◆ **GIVEN DATA**
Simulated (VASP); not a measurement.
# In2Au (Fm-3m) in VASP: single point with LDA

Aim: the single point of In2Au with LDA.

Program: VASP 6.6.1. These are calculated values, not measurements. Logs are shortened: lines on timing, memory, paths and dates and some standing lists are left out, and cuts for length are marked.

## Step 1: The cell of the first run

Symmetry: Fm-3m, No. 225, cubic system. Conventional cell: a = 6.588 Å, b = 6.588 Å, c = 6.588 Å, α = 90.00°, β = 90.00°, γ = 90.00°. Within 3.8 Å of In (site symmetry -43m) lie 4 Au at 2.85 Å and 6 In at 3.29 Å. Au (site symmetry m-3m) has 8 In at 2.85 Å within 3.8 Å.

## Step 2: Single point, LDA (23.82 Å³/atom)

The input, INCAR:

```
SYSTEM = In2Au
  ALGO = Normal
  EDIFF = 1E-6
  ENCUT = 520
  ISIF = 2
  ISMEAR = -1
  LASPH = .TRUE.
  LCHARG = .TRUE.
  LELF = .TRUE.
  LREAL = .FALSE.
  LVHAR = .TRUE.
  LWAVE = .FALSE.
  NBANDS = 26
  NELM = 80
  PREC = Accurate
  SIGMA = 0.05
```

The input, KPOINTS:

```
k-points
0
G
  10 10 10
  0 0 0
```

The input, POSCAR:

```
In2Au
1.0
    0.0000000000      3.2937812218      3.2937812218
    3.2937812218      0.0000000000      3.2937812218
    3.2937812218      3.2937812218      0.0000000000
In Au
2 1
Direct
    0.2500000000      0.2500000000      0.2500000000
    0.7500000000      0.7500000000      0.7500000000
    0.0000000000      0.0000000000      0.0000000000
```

◆ **WORK INSTRUCTION**
Would you quote everything above from the line containing "Aim: the single point of In2Au with LDA." down to the line containing "## Step 1: The cell of the first run"? Include both of those lines and nothing else.

◆ **TASK ANSWER**
Aim: the single point of In2Au with LDA.

Program: VASP 6.6.1. These are calculated values, not measurements. Logs are shortened: lines on timing, memory, paths and dates and some standing lists are left out, and cuts for length are marked.

## Step 1: The cell of the first run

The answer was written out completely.